> **Supplied records**
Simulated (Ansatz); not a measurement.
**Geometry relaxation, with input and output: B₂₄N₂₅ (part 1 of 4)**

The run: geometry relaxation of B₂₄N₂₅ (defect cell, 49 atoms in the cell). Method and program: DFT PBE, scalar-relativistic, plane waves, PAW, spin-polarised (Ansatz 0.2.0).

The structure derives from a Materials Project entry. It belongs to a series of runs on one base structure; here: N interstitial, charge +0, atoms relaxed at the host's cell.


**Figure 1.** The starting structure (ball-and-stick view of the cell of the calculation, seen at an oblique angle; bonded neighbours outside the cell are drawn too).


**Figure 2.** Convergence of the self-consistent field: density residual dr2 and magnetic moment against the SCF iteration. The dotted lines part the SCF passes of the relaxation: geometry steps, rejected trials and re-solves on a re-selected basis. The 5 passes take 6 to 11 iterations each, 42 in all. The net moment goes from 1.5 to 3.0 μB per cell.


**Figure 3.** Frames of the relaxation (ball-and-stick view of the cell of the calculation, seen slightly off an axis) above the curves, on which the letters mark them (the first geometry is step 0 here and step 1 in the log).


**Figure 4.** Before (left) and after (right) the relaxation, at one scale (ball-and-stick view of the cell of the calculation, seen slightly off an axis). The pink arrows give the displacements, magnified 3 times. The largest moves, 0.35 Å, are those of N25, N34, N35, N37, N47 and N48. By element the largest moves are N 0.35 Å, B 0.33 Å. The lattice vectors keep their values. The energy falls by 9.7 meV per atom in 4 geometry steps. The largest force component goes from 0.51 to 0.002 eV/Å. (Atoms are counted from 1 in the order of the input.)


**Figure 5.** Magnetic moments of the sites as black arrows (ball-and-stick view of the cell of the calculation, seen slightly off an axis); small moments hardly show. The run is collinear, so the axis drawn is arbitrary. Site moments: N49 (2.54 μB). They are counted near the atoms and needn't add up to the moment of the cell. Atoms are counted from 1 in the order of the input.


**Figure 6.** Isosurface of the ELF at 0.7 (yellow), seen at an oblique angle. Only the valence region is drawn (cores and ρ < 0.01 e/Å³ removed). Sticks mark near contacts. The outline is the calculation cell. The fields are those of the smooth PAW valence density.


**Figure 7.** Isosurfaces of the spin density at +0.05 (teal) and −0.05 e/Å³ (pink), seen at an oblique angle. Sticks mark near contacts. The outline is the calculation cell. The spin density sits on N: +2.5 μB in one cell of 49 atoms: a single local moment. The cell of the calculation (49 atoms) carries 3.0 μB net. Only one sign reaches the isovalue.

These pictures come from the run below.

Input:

> **Work instruction**
Reproduce precisely, and with no line left out, each line from the top of the entries through the line that carries "μB per cell.".

> **Answer area**
Simulated (Ansatz); not a measurement.
**Geometry relaxation, with input and output: B₂₄N₂₅ (part 1 of 4)**

The run: geometry relaxation of B₂₄N₂₅ (defect cell, 49 atoms in the cell). Method and program: DFT PBE, scalar-relativistic, plane waves, PAW, spin-polarised (Ansatz 0.2.0).

The structure derives from a Materials Project entry. It belongs to a series of runs on one base structure; here: N interstitial, charge +0, atoms relaxed at the host's cell.


**Figure 1.** The starting structure (ball-and-stick view of the cell of the calculation, seen at an oblique angle; bonded neighbours outside the cell are drawn too).


**Figure 2.** Convergence of the self-consistent field: density residual dr2 and magnetic moment against the SCF iteration. The dotted lines part the SCF passes of the relaxation: geometry steps, rejected trials and re-solves on a re-selected basis. The 5 passes take 6 to 11 iterations each, 42 in all. The net moment goes from 1.5 to 3.0 μB per cell.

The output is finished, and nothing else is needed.